#### Task item
Write down, unchanged, the entries from the first line through the line holding "Method: B3LYP/def2-TZVP run with PySCF.". Include no other line.

= Beginning of Section =

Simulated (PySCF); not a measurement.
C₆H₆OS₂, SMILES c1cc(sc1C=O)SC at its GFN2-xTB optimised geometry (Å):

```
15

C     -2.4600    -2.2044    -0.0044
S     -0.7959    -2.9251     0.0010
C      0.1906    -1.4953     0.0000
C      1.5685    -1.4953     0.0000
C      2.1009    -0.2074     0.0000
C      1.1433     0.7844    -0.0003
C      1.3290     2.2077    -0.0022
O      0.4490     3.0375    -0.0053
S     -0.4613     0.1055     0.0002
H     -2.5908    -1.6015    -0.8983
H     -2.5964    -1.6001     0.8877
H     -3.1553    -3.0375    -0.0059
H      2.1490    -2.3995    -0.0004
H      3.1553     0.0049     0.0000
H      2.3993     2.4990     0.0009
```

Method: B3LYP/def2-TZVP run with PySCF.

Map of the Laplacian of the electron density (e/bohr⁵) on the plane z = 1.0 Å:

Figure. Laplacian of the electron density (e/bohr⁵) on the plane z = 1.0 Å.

= End of Section =

#### Expected answer
Simulated (PySCF); not a measurement.
C₆H₆OS₂, SMILES c1cc(sc1C=O)SC at its GFN2-xTB optimised geometry (Å):

```
15

C     -2.4600    -2.2044    -0.0044
S     -0.7959    -2.9251     0.0010
C      0.1906    -1.4953     0.0000
C      1.5685    -1.4953     0.0000
C      2.1009    -0.2074     0.0000
C      1.1433     0.7844    -0.0003
C      1.3290     2.2077    -0.0022
O      0.4490     3.0375    -0.0053
S     -0.4613     0.1055     0.0002
H     -2.5908    -1.6015    -0.8983
H     -2.5964    -1.6001     0.8877
H     -3.1553    -3.0375    -0.0059
H      2.1490    -2.3995    -0.0004
H      3.1553     0.0049     0.0000
H      2.3993     2.4990     0.0009
```

Method: B3LYP/def2-TZVP run with PySCF.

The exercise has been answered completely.